**ASSIGNMENT:** Lines from the top of the entries down to the line with "-0.1557 | 0.0019 | 75.40 |" must be set down exactly as they stand, with both ends retained.

**DATA LISTING:**
········

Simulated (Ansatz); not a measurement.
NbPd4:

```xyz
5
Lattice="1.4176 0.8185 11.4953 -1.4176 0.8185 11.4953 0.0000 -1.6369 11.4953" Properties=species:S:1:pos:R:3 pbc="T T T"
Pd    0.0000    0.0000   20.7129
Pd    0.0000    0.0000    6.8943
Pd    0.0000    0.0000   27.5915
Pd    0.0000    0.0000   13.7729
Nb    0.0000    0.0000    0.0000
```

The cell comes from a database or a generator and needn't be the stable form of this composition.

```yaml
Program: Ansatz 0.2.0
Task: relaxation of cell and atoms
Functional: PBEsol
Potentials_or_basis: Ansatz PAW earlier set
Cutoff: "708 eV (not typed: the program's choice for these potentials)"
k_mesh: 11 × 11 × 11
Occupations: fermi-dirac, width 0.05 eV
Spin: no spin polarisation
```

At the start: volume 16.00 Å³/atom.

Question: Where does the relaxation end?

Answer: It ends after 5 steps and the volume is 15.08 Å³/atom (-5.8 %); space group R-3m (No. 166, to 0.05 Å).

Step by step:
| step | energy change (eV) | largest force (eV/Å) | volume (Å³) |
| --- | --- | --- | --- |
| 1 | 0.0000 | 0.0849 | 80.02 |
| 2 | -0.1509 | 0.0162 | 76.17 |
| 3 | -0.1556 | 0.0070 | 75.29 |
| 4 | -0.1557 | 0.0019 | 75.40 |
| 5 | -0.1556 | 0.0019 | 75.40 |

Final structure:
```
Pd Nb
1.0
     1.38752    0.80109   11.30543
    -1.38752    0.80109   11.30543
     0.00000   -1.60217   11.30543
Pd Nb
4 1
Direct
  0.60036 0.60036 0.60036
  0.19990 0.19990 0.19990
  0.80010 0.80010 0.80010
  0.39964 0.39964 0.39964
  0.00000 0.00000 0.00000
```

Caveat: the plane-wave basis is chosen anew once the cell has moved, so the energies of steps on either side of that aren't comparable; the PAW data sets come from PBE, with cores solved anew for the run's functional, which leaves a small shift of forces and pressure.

········

**WRITTEN SOLUTION:**
Simulated (Ansatz); not a measurement.
NbPd4:

```xyz
5
Lattice="1.4176 0.8185 11.4953 -1.4176 0.8185 11.4953 0.0000 -1.6369 11.4953" Properties=species:S:1:pos:R:3 pbc="T T T"
Pd    0.0000    0.0000   20.7129
Pd    0.0000    0.0000    6.8943
Pd    0.0000    0.0000   27.5915
Pd    0.0000    0.0000   13.7729
Nb    0.0000    0.0000    0.0000
```

The cell comes from a database or a generator and needn't be the stable form of this composition.

```yaml
Program: Ansatz 0.2.0
Task: relaxation of cell and atoms
Functional: PBEsol
Potentials_or_basis: Ansatz PAW earlier set
Cutoff: "708 eV (not typed: the program's choice for these potentials)"
k_mesh: 11 × 11 × 11
Occupations: fermi-dirac, width 0.05 eV
Spin: no spin polarisation
```

At the start: volume 16.00 Å³/atom.

Question: Where does the relaxation end?

Answer: It ends after 5 steps and the volume is 15.08 Å³/atom (-5.8 %); space group R-3m (No. 166, to 0.05 Å).

Step by step:
| step | energy change (eV) | largest force (eV/Å) | volume (Å³) |
| --- | --- | --- | --- |
| 1 | 0.0000 | 0.0849 | 80.02 |
| 2 | -0.1509 | 0.0162 | 76.17 |
| 3 | -0.1556 | 0.0070 | 75.29 |
| 4 | -0.1557 | 0.0019 | 75.40 |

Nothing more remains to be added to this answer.